## ACTIVITY
Two lines below mark the span: the one containing "These are equilibrium" and the one containing "drawn at 1e-9)*". Set down both, plus every line between, exactly as they stand, and nothing else.

:: DATA SECTION ::

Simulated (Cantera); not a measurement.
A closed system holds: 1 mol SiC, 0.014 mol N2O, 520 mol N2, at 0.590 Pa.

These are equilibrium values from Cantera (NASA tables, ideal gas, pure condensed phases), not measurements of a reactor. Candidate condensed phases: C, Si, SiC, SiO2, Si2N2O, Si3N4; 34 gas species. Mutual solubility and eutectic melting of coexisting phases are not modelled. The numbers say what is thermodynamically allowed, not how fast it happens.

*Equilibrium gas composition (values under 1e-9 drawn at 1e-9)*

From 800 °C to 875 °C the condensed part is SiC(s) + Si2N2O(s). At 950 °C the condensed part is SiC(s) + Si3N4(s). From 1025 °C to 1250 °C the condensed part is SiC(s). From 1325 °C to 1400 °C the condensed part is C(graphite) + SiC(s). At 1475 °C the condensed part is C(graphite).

:::

## TASK SOLUTION
These are equilibrium values from Cantera (NASA tables, ideal gas, pure condensed phases), not measurements of a reactor. Candidate condensed phases: C, Si, SiC, SiO2, Si2N2O, Si3N4; 34 gas species. Mutual solubility and eutectic melting of coexisting phases are not modelled. The numbers say what is thermodynamically allowed, not how fast it happens.

*Equilibrium gas composition (values under 1e-9 drawn at 1e-9)*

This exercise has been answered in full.